= Data =
______________________________

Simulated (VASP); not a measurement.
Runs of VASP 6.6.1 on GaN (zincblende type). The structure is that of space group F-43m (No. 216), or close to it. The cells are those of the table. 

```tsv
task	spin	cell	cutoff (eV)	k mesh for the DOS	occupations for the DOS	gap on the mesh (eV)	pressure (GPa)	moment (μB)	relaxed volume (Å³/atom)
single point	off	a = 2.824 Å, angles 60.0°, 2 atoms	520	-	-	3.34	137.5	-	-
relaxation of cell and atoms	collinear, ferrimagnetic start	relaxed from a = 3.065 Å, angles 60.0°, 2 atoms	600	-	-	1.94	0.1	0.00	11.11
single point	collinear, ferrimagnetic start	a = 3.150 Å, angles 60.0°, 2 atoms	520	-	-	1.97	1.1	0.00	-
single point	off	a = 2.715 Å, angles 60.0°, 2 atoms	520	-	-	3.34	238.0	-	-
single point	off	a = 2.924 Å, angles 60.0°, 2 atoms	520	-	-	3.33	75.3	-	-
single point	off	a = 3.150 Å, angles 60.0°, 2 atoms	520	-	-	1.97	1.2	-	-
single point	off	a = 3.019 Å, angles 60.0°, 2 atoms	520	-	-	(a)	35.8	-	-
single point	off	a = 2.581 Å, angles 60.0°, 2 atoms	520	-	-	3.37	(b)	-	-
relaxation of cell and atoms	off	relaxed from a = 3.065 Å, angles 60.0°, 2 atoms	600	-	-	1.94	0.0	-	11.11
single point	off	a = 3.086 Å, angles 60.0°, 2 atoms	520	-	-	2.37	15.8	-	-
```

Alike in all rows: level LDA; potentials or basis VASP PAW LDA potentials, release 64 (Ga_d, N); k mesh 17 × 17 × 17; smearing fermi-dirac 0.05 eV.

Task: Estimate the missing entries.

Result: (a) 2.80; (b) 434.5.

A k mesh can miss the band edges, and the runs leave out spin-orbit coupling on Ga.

______________________________

= Required action =
Nothing but the lines from the beginning of the records through the line with "Result: (a) 2.80; (b) 434.5." should appear, each printed exactly.

= Exercise output =
Simulated (VASP); not a measurement.
Runs of VASP 6.6.1 on GaN (zincblende type). The structure is that of space group F-43m (No. 216), or close to it. The cells are those of the table. 

```tsv
task	spin	cell	cutoff (eV)	k mesh for the DOS	occupations for the DOS	gap on the mesh (eV)	pressure (GPa)	moment (μB)	relaxed volume (Å³/atom)
single point	off	a = 2.824 Å, angles 60.0°, 2 atoms	520	-	-	3.34	137.5	-	-
relaxation of cell and atoms	collinear, ferrimagnetic start	relaxed from a = 3.065 Å, angles 60.0°, 2 atoms	600	-	-	1.94	0.1	0.00	11.11
single point	collinear, ferrimagnetic start	a = 3.150 Å, angles 60.0°, 2 atoms	520	-	-	1.97	1.1	0.00	-
single point	off	a = 2.715 Å, angles 60.0°, 2 atoms	520	-	-	3.34	238.0	-	-
single point	off	a = 2.924 Å, angles 60.0°, 2 atoms	520	-	-	3.33	75.3	-	-
single point	off	a = 3.150 Å, angles 60.0°, 2 atoms	520	-	-	1.97	1.2	-	-
single point	off	a = 3.019 Å, angles 60.0°, 2 atoms	520	-	-	(a)	35.8	-	-
single point	off	a = 2.581 Å, angles 60.0°, 2 atoms	520	-	-	3.37	(b)	-	-
relaxation of cell and atoms	off	relaxed from a = 3.065 Å, angles 60.0°, 2 atoms	600	-	-	1.94	0.0	-	11.11
single point	off	a = 3.086 Å, angles 60.0°, 2 atoms	520	-	-	2.37	15.8	-	-
```

Alike in all rows: level LDA; potentials or basis VASP PAW LDA potentials, release 64 (Ga_d, N); k mesh 17 × 17 × 17; smearing fermi-dirac 0.05 eV.

Task: Estimate the missing entries.

Result: (a) 2.80; (b) 434.5.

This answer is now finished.